__Assigned task__:
Reproduce the data exactly. Omit no record.

__Source data__:
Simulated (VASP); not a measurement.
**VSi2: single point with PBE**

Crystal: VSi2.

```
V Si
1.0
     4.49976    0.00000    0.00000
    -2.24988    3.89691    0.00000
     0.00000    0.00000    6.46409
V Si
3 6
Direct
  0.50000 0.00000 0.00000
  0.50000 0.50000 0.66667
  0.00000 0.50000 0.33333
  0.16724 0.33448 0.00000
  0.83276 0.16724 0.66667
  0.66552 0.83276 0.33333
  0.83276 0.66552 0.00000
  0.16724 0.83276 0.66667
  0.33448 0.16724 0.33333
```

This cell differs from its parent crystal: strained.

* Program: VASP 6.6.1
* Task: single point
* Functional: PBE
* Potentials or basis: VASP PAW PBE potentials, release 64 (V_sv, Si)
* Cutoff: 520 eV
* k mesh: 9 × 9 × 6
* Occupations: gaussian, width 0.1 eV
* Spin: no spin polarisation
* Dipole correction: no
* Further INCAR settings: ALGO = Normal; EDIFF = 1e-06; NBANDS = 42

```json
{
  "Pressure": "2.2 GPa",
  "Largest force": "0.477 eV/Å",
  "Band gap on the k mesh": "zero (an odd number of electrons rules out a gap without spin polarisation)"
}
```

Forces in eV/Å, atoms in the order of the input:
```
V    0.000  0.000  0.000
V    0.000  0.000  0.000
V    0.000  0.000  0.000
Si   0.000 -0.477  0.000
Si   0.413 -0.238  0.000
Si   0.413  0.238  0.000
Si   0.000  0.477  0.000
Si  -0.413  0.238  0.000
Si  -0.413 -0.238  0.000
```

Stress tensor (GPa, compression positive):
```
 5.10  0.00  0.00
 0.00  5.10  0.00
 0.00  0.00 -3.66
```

__Response box__:
Simulated (VASP); not a measurement.
**VSi2: single point with PBE**

Crystal: VSi2.

```
V Si
1.0
     4.49976    0.00000    0.00000
    -2.24988    3.89691    0.00000
     0.00000    0.00000    6.46409
V Si
3 6
Direct
  0.50000 0.00000 0.00000
  0.50000 0.50000 0.66667
  0.00000 0.50000 0.33333
  0.16724 0.33448 0.00000
  0.83276 0.16724 0.66667
  0.66552 0.83276 0.33333
  0.83276 0.66552 0.00000
  0.16724 0.83276 0.66667
  0.33448 0.16724 0.33333
```

This cell differs from its parent crystal: strained.

* Program: VASP 6.6.1
* Task: single point
* Functional: PBE
* Potentials or basis: VASP PAW PBE potentials, release 64 (V_sv, Si)
* Cutoff: 520 eV
* k mesh: 9 × 9 × 6
* Occupations: gaussian, width 0.1 eV
* Spin: no spin polarisation
* Dipole correction: no
* Further INCAR settings: ALGO = Normal; EDIFF = 1e-06; NBANDS = 42

```json
{
  "Pressure": "2.2 GPa",
  "Largest force": "0.477 eV/Å",
  "Band gap on the k mesh": "zero (an odd number of electrons rules out a gap without spin polarisation)"
}
```

Forces in eV/Å, atoms in the order of the input:
```
V    0.000  0.000  0.000
V    0.000  0.000  0.000
V    0.000  0.000  0.000
Si   0.000 -0.477  0.000
Si   0.413 -0.238  0.000
Si   0.413  0.238  0.000
Si   0.000  0.477  0.000
Si  -0.413  0.238  0.000
Si  -0.413 -0.238  0.000
```

Stress tensor (GPa, compression positive):
```
 5.10  0.00  0.00
 0.00  5.10  0.00
 0.00  0.00 -3.66
```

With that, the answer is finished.